### [Requirement]
What is needed is an exact retyping of the records below, from the first line through the line that contains "Question: Which form".

### [Extracted material]
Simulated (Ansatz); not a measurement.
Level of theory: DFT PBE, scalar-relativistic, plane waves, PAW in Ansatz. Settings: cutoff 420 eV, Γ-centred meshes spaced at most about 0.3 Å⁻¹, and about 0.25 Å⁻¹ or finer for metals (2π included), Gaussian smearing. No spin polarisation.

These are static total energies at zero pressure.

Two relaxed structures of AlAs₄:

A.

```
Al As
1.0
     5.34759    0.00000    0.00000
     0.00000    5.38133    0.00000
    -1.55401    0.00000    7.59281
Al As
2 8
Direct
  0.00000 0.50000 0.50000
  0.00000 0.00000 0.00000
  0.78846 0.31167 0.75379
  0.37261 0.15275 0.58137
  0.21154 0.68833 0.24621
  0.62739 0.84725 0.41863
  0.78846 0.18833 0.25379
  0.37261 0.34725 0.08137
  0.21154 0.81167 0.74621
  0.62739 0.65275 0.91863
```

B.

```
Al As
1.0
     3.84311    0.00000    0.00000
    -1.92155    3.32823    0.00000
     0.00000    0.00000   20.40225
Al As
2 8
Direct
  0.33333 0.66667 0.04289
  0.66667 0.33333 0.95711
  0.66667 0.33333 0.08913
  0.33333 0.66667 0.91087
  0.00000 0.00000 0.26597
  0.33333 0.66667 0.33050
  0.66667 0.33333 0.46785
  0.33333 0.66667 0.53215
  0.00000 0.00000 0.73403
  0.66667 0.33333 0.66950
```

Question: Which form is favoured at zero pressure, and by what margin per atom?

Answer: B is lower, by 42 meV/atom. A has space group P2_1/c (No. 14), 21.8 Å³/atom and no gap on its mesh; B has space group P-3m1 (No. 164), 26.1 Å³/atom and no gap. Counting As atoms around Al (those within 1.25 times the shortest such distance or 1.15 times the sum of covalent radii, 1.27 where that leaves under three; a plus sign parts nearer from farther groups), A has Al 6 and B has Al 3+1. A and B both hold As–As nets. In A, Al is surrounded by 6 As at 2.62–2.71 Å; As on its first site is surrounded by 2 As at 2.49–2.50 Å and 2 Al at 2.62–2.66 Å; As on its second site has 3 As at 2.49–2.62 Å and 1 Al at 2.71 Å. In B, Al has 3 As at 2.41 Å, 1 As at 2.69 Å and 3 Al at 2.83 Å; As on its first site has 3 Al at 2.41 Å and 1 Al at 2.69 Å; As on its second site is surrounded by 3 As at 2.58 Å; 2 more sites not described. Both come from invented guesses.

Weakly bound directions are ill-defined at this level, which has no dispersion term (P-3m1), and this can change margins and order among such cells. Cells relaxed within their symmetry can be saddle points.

### [Your solution]
Simulated (Ansatz); not a measurement.
Level of theory: DFT PBE, scalar-relativistic, plane waves, PAW in Ansatz. Settings: cutoff 420 eV, Γ-centred meshes spaced at most about 0.3 Å⁻¹, and about 0.25 Å⁻¹ or finer for metals (2π included), Gaussian smearing. No spin polarisation.

These are static total energies at zero pressure.

Two relaxed structures of AlAs₄:

A.

```
Al As
1.0
     5.34759    0.00000    0.00000
     0.00000    5.38133    0.00000
    -1.55401    0.00000    7.59281
Al As
2 8
Direct
  0.00000 0.50000 0.50000
  0.00000 0.00000 0.00000
  0.78846 0.31167 0.75379
  0.37261 0.15275 0.58137
  0.21154 0.68833 0.24621
  0.62739 0.84725 0.41863
  0.78846 0.18833 0.25379
  0.37261 0.34725 0.08137
  0.21154 0.81167 0.74621
  0.62739 0.65275 0.91863
```

B.

```
Al As
1.0
     3.84311    0.00000    0.00000
    -1.92155    3.32823    0.00000
     0.00000    0.00000   20.40225
Al As
2 8
Direct
  0.33333 0.66667 0.04289
  0.66667 0.33333 0.95711
  0.66667 0.33333 0.08913
  0.33333 0.66667 0.91087
  0.00000 0.00000 0.26597
  0.33333 0.66667 0.33050
  0.66667 0.33333 0.46785
  0.33333 0.66667 0.53215
  0.00000 0.00000 0.73403
  0.66667 0.33333 0.66950
```

Question: Which form is favoured at zero pressure, and by what margin per atom?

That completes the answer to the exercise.